— Work request —
Output the records exactly. Include every line.

— Provided data —
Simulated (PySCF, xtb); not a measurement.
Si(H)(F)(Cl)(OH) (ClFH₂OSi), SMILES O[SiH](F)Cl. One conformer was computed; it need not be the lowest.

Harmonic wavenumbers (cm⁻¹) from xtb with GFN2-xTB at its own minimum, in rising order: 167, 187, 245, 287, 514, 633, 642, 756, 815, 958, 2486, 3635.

— Your solution —
Simulated (PySCF, xtb); not a measurement.
Si(H)(F)(Cl)(OH) (ClFH₂OSi), SMILES O[SiH](F)Cl. One conformer was computed; it need not be the lowest.

Harmonic wavenumbers (cm⁻¹) from xtb with GFN2-xTB at its own minimum, in rising order: 167, 187, 245, 287, 514, 633, 642, 756, 815, 958, 2486, 3635.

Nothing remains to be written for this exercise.